§ PROVIDED RECORDS:
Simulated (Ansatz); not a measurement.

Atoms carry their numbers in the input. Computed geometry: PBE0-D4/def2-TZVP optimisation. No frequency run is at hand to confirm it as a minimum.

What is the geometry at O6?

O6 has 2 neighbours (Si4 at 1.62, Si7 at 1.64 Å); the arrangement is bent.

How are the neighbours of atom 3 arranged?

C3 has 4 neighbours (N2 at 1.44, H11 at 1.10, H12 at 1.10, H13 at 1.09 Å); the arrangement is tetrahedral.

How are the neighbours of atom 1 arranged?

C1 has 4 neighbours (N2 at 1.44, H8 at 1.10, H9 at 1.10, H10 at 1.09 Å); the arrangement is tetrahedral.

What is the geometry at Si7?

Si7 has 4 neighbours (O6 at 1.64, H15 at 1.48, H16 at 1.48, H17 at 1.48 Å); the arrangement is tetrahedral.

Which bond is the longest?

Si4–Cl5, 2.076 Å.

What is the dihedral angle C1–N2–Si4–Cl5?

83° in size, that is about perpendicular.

§ WORK TASK: Only the lines from the first line of the records through the line with "What is the geometry at O6?" should be reproduced, exactly and with nothing added.

§ TASK SOLUTION:
Simulated (Ansatz); not a measurement.

Atoms carry their numbers in the input. Computed geometry: PBE0-D4/def2-TZVP optimisation. No frequency run is at hand to confirm it as a minimum.

What is the geometry at O6?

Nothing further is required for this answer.